▸ **Work request**
Reproduce exactly the opening lines of the listing, stopping after the line that contains "A: Contacts lost: Si8–Cu17, Si12–Cu17." and including it.

────────────────────────────────────────

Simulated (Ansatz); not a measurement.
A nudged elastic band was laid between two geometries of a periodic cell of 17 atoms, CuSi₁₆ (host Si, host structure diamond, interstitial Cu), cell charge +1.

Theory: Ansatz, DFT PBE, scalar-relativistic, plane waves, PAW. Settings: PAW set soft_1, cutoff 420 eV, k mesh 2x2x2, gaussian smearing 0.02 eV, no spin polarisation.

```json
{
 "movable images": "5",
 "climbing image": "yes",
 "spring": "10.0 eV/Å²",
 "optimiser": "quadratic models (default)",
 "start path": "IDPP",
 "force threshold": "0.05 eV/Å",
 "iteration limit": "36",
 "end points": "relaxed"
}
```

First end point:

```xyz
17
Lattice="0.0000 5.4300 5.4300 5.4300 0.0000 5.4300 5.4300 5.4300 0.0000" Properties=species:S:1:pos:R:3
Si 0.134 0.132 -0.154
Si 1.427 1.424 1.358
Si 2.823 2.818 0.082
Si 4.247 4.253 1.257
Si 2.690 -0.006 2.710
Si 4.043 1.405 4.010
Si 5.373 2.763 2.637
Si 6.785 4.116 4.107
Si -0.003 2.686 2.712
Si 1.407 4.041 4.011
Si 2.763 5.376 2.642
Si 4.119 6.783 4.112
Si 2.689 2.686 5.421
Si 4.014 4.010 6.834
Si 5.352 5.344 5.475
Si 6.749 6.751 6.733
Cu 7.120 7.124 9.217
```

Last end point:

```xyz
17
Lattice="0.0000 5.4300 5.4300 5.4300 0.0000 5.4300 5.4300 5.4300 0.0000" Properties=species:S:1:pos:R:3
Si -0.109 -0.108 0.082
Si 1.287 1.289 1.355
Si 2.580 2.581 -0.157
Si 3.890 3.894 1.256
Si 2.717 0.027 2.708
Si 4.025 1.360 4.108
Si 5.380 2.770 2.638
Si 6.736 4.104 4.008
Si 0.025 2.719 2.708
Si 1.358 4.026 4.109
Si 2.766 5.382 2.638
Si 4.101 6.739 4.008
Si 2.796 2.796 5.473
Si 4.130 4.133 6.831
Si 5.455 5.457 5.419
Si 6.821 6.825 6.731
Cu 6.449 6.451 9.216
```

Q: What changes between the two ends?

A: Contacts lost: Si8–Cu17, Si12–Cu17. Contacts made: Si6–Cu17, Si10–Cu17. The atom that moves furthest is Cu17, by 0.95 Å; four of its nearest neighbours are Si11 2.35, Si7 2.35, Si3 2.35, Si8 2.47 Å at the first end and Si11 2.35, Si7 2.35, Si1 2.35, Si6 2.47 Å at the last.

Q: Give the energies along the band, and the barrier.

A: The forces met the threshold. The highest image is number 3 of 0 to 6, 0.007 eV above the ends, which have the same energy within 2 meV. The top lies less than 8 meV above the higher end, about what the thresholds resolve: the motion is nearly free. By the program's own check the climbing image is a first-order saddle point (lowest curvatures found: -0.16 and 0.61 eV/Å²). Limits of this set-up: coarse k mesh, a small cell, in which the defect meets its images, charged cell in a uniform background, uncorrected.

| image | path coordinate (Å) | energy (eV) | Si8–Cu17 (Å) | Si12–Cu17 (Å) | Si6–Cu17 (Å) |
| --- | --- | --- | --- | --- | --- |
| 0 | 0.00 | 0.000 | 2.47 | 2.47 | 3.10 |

────────────────────────────────────────

▸ **Written response**
Simulated (Ansatz); not a measurement.
A nudged elastic band was laid between two geometries of a periodic cell of 17 atoms, CuSi₁₆ (host Si, host structure diamond, interstitial Cu), cell charge +1.

Theory: Ansatz, DFT PBE, scalar-relativistic, plane waves, PAW. Settings: PAW set soft_1, cutoff 420 eV, k mesh 2x2x2, gaussian smearing 0.02 eV, no spin polarisation.

```json
{
 "movable images": "5",
 "climbing image": "yes",
 "spring": "10.0 eV/Å²",
 "optimiser": "quadratic models (default)",
 "start path": "IDPP",
 "force threshold": "0.05 eV/Å",
 "iteration limit": "36",
 "end points": "relaxed"
}
```

First end point:

```xyz
17
Lattice="0.0000 5.4300 5.4300 5.4300 0.0000 5.4300 5.4300 5.4300 0.0000" Properties=species:S:1:pos:R:3
Si 0.134 0.132 -0.154
Si 1.427 1.424 1.358
Si 2.823 2.818 0.082
Si 4.247 4.253 1.257
Si 2.690 -0.006 2.710
Si 4.043 1.405 4.010
Si 5.373 2.763 2.637
Si 6.785 4.116 4.107
Si -0.003 2.686 2.712
Si 1.407 4.041 4.011
Si 2.763 5.376 2.642
Si 4.119 6.783 4.112
Si 2.689 2.686 5.421
Si 4.014 4.010 6.834
Si 5.352 5.344 5.475
Si 6.749 6.751 6.733
Cu 7.120 7.124 9.217
```

Last end point:

```xyz
17
Lattice="0.0000 5.4300 5.4300 5.4300 0.0000 5.4300 5.4300 5.4300 0.0000" Properties=species:S:1:pos:R:3
Si -0.109 -0.108 0.082
Si 1.287 1.289 1.355
Si 2.580 2.581 -0.157
Si 3.890 3.894 1.256
Si 2.717 0.027 2.708
Si 4.025 1.360 4.108
Si 5.380 2.770 2.638
Si 6.736 4.104 4.008
Si 0.025 2.719 2.708
Si 1.358 4.026 4.109
Si 2.766 5.382 2.638
Si 4.101 6.739 4.008
Si 2.796 2.796 5.473
Si 4.130 4.133 6.831
Si 5.455 5.457 5.419
Si 6.821 6.825 6.731
Cu 6.449 6.451 9.216
```

Q: What changes between the two ends?

A: Contacts lost: Si8–Cu17, Si12–Cu17. Contacts made: Si6–Cu17, Si10–Cu17. The atom that moves furthest is Cu17, by 0.95 Å; four of its nearest neighbours are Si11 2.35, Si7 2.35, Si3 2.35, Si8 2.47 Å at the first end and Si11 2.35, Si7 2.35, Si1 2.35, Si6 2.47 Å at the last.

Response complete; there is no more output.